» Source information:
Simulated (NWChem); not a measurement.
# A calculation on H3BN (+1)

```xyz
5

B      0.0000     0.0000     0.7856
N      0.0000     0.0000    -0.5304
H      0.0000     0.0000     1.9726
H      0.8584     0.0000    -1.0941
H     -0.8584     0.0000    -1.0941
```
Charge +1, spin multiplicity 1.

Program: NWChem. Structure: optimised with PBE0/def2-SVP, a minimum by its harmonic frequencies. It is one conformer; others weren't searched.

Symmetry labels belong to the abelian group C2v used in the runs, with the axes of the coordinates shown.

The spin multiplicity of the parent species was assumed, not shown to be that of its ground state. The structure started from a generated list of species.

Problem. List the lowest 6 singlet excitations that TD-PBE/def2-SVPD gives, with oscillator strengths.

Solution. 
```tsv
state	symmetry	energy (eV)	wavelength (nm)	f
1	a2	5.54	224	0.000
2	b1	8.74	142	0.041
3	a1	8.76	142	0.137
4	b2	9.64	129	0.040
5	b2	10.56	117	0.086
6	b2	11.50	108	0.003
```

» Brief: Beginning at the first line of the records, give again each line exactly as written, ending with the line that contains "Program: NWChem. Structure: optimised".

» Written solution:
Simulated (NWChem); not a measurement.
# A calculation on H3BN (+1)

```xyz
5

B      0.0000     0.0000     0.7856
N      0.0000     0.0000    -0.5304
H      0.0000     0.0000     1.9726
H      0.8584     0.0000    -1.0941
H     -0.8584     0.0000    -1.0941
```
Charge +1, spin multiplicity 1.

Program: NWChem. Structure: optimised with PBE0/def2-SVP, a minimum by its harmonic frequencies. It is one conformer; others weren't searched.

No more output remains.